_ _ _ _ _
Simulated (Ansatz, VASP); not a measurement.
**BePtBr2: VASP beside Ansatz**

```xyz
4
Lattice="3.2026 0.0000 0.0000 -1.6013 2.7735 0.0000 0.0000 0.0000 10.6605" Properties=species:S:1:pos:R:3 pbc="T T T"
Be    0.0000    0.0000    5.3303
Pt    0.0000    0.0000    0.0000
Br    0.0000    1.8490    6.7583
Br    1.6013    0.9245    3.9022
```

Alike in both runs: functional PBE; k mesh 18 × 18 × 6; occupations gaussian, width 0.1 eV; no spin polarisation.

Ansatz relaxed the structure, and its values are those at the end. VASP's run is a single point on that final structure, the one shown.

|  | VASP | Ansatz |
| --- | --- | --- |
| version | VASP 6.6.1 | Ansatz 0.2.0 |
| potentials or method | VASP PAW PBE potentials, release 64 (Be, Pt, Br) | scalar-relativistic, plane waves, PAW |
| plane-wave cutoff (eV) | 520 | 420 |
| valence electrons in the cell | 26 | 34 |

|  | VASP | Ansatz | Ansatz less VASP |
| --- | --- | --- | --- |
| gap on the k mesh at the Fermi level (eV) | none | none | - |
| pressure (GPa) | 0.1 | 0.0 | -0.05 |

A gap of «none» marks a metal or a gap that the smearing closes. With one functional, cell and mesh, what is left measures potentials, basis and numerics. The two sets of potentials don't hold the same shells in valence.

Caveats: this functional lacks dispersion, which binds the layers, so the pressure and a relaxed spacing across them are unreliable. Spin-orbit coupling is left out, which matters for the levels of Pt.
_ _ _ _ _

ACTIVITY:
All that belongs in the answer is the run of lines above from the line containing "Ansatz 0.2.0 |" through the line containing "shells in valence.", exactly as written.

EXERCISE SOLUTION:
| version | VASP 6.6.1 | Ansatz 0.2.0 |
| potentials or method | VASP PAW PBE potentials, release 64 (Be, Pt, Br) | scalar-relativistic, plane waves, PAW |
| plane-wave cutoff (eV) | 520 | 420 |
| valence electrons in the cell | 26 | 34 |

|  | VASP | Ansatz | Ansatz less VASP |
| --- | --- | --- | --- |
| gap on the k mesh at the Fermi level (eV) | none | none | - |
| pressure (GPa) | 0.1 | 0.0 | -0.05 |

A gap of «none» marks a metal or a gap that the smearing closes. With one functional, cell and mesh, what is left measures potentials, basis and numerics. The two sets of potentials don't hold the same shells in valence.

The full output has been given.